[Given data]:
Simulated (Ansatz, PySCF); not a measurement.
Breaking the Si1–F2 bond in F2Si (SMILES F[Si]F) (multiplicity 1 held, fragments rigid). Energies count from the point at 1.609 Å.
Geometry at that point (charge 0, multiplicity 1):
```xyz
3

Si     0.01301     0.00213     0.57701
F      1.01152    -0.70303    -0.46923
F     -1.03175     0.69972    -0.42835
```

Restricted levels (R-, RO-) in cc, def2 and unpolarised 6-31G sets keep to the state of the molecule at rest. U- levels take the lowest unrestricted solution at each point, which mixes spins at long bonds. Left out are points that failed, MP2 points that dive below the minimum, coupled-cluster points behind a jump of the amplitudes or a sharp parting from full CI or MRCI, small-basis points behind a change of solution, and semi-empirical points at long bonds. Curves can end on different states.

[Work instruction]: For this exercise, copy all of the material exactly as it stands.

[Response area]:
Simulated (Ansatz, PySCF); not a measurement.
Breaking the Si1–F2 bond in F2Si (SMILES F[Si]F) (multiplicity 1 held, fragments rigid). Energies count from the point at 1.609 Å.
Geometry at that point (charge 0, multiplicity 1):
```xyz
3

Si     0.01301     0.00213     0.57701
F      1.01152    -0.70303    -0.46923
F     -1.03175     0.69972    -0.42835
```

Restricted levels (R-, RO-) in cc, def2 and unpolarised 6-31G sets keep to the state of the molecule at rest. U- levels take the lowest unrestricted solution at each point, which mixes spins at long bonds. Left out are points that failed, MP2 points that dive below the minimum, coupled-cluster points behind a jump of the amplitudes or a sharp parting from full CI or MRCI, small-basis points behind a change of solution, and semi-empirical points at long bonds. Curves can end on different states.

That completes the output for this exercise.